■ Work task
Print every line of the data word for word.

________________
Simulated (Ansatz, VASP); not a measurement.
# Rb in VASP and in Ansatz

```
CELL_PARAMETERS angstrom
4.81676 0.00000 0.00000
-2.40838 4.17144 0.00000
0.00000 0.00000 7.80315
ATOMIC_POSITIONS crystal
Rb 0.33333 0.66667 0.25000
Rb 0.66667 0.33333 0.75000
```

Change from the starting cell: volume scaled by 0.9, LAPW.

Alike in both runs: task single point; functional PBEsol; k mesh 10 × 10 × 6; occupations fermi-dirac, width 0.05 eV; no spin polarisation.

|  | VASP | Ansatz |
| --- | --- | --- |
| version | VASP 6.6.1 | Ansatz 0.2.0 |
________________

■ Task solution
Simulated (Ansatz, VASP); not a measurement.
# Rb in VASP and in Ansatz

```
CELL_PARAMETERS angstrom
4.81676 0.00000 0.00000
-2.40838 4.17144 0.00000
0.00000 0.00000 7.80315
ATOMIC_POSITIONS crystal
Rb 0.33333 0.66667 0.25000
Rb 0.66667 0.33333 0.75000
```

Change from the starting cell: volume scaled by 0.9, LAPW.

Alike in both runs: task single point; functional PBEsol; k mesh 10 × 10 × 6; occupations fermi-dirac, width 0.05 eV; no spin polarisation.

|  | VASP | Ansatz |
| --- | --- | --- |
| version | VASP 6.6.1 | Ansatz 0.2.0 |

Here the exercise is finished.